#### ASSIGNMENT
Quote, with no changes, the lines that run from the top of the material to the line with "Q: What is the", both included.

#### DATA FOR ANALYSIS
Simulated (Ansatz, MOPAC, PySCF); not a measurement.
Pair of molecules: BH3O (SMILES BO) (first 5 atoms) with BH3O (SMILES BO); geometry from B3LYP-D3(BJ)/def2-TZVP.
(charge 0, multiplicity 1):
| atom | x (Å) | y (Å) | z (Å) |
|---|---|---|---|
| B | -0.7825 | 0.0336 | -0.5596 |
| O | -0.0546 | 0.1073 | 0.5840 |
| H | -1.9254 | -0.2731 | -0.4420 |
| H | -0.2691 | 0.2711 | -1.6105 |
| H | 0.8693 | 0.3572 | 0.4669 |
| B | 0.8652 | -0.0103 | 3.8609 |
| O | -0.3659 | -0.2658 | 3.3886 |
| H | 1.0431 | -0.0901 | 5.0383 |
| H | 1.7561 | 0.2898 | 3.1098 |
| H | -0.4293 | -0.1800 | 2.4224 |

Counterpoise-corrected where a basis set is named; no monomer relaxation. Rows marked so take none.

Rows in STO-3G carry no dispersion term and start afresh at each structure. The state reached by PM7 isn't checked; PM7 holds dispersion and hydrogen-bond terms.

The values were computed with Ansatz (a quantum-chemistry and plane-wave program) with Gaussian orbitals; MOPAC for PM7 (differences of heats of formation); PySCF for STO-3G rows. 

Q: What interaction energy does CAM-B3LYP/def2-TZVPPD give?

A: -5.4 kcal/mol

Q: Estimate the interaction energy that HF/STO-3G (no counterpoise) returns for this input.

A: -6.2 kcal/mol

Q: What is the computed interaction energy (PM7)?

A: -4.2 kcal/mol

#### TASK SOLUTION
Simulated (Ansatz, MOPAC, PySCF); not a measurement.
Pair of molecules: BH3O (SMILES BO) (first 5 atoms) with BH3O (SMILES BO); geometry from B3LYP-D3(BJ)/def2-TZVP.
(charge 0, multiplicity 1):
| atom | x (Å) | y (Å) | z (Å) |
|---|---|---|---|
| B | -0.7825 | 0.0336 | -0.5596 |
| O | -0.0546 | 0.1073 | 0.5840 |
| H | -1.9254 | -0.2731 | -0.4420 |
| H | -0.2691 | 0.2711 | -1.6105 |
| H | 0.8693 | 0.3572 | 0.4669 |
| B | 0.8652 | -0.0103 | 3.8609 |
| O | -0.3659 | -0.2658 | 3.3886 |
| H | 1.0431 | -0.0901 | 5.0383 |
| H | 1.7561 | 0.2898 | 3.1098 |
| H | -0.4293 | -0.1800 | 2.4224 |

Counterpoise-corrected where a basis set is named; no monomer relaxation. Rows marked so take none.

Rows in STO-3G carry no dispersion term and start afresh at each structure. The state reached by PM7 isn't checked; PM7 holds dispersion and hydrogen-bond terms.

The values were computed with Ansatz (a quantum-chemistry and plane-wave program) with Gaussian orbitals; MOPAC for PM7 (differences of heats of formation); PySCF for STO-3G rows. 

Q: What interaction energy does CAM-B3LYP/def2-TZVPPD give?

A: -5.4 kcal/mol

Q: Estimate the interaction energy that HF/STO-3G (no counterpoise) returns for this input.

A: -6.2 kcal/mol

Q: What is the computed interaction energy (PM7)?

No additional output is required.